Listed entries -
+===+

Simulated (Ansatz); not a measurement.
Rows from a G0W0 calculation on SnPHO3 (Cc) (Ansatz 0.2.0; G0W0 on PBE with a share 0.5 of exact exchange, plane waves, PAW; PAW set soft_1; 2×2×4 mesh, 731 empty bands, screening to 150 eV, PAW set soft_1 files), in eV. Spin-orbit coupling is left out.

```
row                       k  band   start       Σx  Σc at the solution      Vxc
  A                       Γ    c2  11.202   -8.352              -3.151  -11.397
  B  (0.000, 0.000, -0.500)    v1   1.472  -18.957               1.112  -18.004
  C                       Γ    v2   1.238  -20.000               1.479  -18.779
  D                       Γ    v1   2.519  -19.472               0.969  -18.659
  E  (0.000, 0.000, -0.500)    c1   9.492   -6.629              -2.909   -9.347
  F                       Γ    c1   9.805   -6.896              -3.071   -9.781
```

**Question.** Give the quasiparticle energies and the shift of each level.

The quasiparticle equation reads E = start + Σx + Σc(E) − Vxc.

+===+

Requirement - Supply the entire listing above again, word for word.

Exercise answer -
Simulated (Ansatz); not a measurement.
Rows from a G0W0 calculation on SnPHO3 (Cc) (Ansatz 0.2.0; G0W0 on PBE with a share 0.5 of exact exchange, plane waves, PAW; PAW set soft_1; 2×2×4 mesh, 731 empty bands, screening to 150 eV, PAW set soft_1 files), in eV. Spin-orbit coupling is left out.

```
row                       k  band   start       Σx  Σc at the solution      Vxc
  A                       Γ    c2  11.202   -8.352              -3.151  -11.397
  B  (0.000, 0.000, -0.500)    v1   1.472  -18.957               1.112  -18.004
  C                       Γ    v2   1.238  -20.000               1.479  -18.779
  D                       Γ    v1   2.519  -19.472               0.969  -18.659
  E  (0.000, 0.000, -0.500)    c1   9.492   -6.629              -2.909   -9.347
  F                       Γ    c1   9.805   -6.896              -3.071   -9.781
```

**Question.** Give the quasiparticle energies and the shift of each level.

The quasiparticle equation reads E = start + Σx + Σc(E) − Vxc.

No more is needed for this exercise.